→ TASK ITEM: Go to the line containing "5.08 | 4.36 |" in the records below and print it and every following line exactly, on through the line containing "Problem. Over all", then stop.

→ RECORDED DATA:
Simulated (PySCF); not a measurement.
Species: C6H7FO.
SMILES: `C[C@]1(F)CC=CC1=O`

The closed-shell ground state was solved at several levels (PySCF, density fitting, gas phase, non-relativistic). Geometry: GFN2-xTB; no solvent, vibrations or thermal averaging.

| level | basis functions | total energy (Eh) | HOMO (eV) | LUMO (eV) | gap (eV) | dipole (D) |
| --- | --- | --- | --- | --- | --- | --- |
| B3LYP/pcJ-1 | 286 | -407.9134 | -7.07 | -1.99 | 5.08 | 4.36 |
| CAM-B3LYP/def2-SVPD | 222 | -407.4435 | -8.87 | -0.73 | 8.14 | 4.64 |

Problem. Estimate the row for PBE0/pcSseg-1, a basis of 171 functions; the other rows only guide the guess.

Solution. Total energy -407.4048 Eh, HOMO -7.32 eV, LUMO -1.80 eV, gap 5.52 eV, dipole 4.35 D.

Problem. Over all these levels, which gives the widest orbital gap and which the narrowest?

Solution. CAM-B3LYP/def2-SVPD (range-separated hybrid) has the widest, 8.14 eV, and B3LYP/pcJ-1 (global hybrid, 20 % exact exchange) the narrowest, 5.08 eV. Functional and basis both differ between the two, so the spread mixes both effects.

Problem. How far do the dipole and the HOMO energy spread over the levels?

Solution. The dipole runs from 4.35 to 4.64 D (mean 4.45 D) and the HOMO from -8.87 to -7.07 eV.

→ ANSWER AREA:
| B3LYP/pcJ-1 | 286 | -407.9134 | -7.07 | -1.99 | 5.08 | 4.36 |
| CAM-B3LYP/def2-SVPD | 222 | -407.4435 | -8.87 | -0.73 | 8.14 | 4.64 |

Problem. Estimate the row for PBE0/pcSseg-1, a basis of 171 functions; the other rows only guide the guess.

Solution. Total energy -407.4048 Eh, HOMO -7.32 eV, LUMO -1.80 eV, gap 5.52 eV, dipole 4.35 D.

Problem. Over all these levels, which gives the widest orbital gap and which the narrowest?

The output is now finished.